§ **GIVEN INFORMATION**
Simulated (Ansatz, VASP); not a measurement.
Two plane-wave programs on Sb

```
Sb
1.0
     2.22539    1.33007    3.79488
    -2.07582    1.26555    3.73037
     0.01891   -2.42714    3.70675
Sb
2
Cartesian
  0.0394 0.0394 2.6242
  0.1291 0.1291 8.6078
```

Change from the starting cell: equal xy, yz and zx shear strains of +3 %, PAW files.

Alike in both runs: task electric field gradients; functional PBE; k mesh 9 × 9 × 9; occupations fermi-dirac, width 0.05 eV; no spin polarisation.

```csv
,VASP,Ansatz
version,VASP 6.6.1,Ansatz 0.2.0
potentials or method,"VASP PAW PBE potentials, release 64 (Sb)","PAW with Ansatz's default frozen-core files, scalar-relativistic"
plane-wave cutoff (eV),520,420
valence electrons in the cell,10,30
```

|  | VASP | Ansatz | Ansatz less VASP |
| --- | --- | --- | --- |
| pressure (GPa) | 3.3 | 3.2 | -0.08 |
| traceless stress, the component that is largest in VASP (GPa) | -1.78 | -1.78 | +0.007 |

§ **ASSIGNMENT**
When you reach the line in the material above that holds "less VASP |", begin reproducing lines exactly, and stop after the line that holds "3.2 | -0.08 |".

§ **YOUR SOLUTION**
|  | VASP | Ansatz | Ansatz less VASP |
| --- | --- | --- | --- |
| pressure (GPa) | 3.3 | 3.2 | -0.08 |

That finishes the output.